**EXCERPTED RECORDS**
+ + +
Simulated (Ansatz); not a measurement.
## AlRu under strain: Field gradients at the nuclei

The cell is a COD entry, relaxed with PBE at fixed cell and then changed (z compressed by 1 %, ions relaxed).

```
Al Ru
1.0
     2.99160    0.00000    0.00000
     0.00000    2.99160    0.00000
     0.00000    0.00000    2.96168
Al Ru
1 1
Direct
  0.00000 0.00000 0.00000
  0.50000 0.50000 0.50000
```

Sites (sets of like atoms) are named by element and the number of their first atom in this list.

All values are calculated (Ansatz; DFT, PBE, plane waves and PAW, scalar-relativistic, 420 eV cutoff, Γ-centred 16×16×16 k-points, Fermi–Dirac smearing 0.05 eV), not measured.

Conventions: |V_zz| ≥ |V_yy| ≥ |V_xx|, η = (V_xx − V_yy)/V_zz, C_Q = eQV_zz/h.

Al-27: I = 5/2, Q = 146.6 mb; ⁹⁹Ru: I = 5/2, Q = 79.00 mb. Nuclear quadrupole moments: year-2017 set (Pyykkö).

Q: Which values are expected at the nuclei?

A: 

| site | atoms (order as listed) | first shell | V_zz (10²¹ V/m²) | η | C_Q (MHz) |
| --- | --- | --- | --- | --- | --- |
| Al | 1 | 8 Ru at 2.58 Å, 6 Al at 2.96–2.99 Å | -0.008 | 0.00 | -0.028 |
+ + +

**WORK REQUEST**
The first line of the entries above marks where to begin; repeat each line exactly through the one that contains "C_Q (MHz) |", and include that line.

**EXERCISE OUTPUT**
Simulated (Ansatz); not a measurement.
## AlRu under strain: Field gradients at the nuclei

The cell is a COD entry, relaxed with PBE at fixed cell and then changed (z compressed by 1 %, ions relaxed).

```
Al Ru
1.0
     2.99160    0.00000    0.00000
     0.00000    2.99160    0.00000
     0.00000    0.00000    2.96168
Al Ru
1 1
Direct
  0.00000 0.00000 0.00000
  0.50000 0.50000 0.50000
```

Sites (sets of like atoms) are named by element and the number of their first atom in this list.

All values are calculated (Ansatz; DFT, PBE, plane waves and PAW, scalar-relativistic, 420 eV cutoff, Γ-centred 16×16×16 k-points, Fermi–Dirac smearing 0.05 eV), not measured.

Conventions: |V_zz| ≥ |V_yy| ≥ |V_xx|, η = (V_xx − V_yy)/V_zz, C_Q = eQV_zz/h.

Al-27: I = 5/2, Q = 146.6 mb; ⁹⁹Ru: I = 5/2, Q = 79.00 mb. Nuclear quadrupole moments: year-2017 set (Pyykkö).

Q: Which values are expected at the nuclei?

A: 

| site | atoms (order as listed) | first shell | V_zz (10²¹ V/m²) | η | C_Q (MHz) |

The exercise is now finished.